_LISTED RECORDS_:
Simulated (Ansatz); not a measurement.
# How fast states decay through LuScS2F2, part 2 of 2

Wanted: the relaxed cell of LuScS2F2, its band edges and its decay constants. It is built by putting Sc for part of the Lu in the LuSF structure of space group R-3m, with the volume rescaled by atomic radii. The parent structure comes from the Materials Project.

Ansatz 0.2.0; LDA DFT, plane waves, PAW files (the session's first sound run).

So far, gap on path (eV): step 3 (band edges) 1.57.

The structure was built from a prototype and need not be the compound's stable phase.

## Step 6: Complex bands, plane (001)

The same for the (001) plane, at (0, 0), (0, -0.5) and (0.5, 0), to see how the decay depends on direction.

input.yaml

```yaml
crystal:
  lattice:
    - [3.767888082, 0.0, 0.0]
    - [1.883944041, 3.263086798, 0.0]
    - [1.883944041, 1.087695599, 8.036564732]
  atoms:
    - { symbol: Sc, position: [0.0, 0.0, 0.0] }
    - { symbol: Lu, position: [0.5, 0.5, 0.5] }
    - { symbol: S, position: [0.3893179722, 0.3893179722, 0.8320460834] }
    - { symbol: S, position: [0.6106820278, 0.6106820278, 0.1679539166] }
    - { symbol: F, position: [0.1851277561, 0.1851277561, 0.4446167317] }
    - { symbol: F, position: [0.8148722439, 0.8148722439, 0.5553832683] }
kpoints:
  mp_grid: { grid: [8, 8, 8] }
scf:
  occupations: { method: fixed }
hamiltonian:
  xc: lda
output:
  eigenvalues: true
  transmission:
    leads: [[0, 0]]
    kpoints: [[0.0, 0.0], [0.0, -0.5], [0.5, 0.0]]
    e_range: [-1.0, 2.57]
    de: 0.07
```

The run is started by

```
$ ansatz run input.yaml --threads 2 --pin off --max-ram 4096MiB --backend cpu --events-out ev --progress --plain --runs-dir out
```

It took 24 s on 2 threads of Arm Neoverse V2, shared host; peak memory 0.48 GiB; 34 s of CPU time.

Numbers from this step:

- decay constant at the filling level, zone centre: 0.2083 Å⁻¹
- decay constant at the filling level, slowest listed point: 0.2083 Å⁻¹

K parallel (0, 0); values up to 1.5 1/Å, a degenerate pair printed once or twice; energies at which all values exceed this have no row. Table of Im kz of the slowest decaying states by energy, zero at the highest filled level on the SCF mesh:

_BRIEF_: If a line falls between the first line of the entries and the line containing "- decay constant at the filling level, slowest", or is one of those two, restate it word for word; leave all other lines out.

_EXPECTED ANSWER_:
Simulated (Ansatz); not a measurement.
# How fast states decay through LuScS2F2, part 2 of 2

Wanted: the relaxed cell of LuScS2F2, its band edges and its decay constants. It is built by putting Sc for part of the Lu in the LuSF structure of space group R-3m, with the volume rescaled by atomic radii. The parent structure comes from the Materials Project.

Ansatz 0.2.0; LDA DFT, plane waves, PAW files (the session's first sound run).

So far, gap on path (eV): step 3 (band edges) 1.57.

The structure was built from a prototype and need not be the compound's stable phase.

## Step 6: Complex bands, plane (001)

The same for the (001) plane, at (0, 0), (0, -0.5) and (0.5, 0), to see how the decay depends on direction.

input.yaml

```yaml
crystal:
  lattice:
    - [3.767888082, 0.0, 0.0]
    - [1.883944041, 3.263086798, 0.0]
    - [1.883944041, 1.087695599, 8.036564732]
  atoms:
    - { symbol: Sc, position: [0.0, 0.0, 0.0] }
    - { symbol: Lu, position: [0.5, 0.5, 0.5] }
    - { symbol: S, position: [0.3893179722, 0.3893179722, 0.8320460834] }
    - { symbol: S, position: [0.6106820278, 0.6106820278, 0.1679539166] }
    - { symbol: F, position: [0.1851277561, 0.1851277561, 0.4446167317] }
    - { symbol: F, position: [0.8148722439, 0.8148722439, 0.5553832683] }
kpoints:
  mp_grid: { grid: [8, 8, 8] }
scf:
  occupations: { method: fixed }
hamiltonian:
  xc: lda
output:
  eigenvalues: true
  transmission:
    leads: [[0, 0]]
    kpoints: [[0.0, 0.0], [0.0, -0.5], [0.5, 0.0]]
    e_range: [-1.0, 2.57]
    de: 0.07
```

The run is started by

```
$ ansatz run input.yaml --threads 2 --pin off --max-ram 4096MiB --backend cpu --events-out ev --progress --plain --runs-dir out
```

It took 24 s on 2 threads of Arm Neoverse V2, shared host; peak memory 0.48 GiB; 34 s of CPU time.

Numbers from this step:

- decay constant at the filling level, zone centre: 0.2083 Å⁻¹
- decay constant at the filling level, slowest listed point: 0.2083 Å⁻¹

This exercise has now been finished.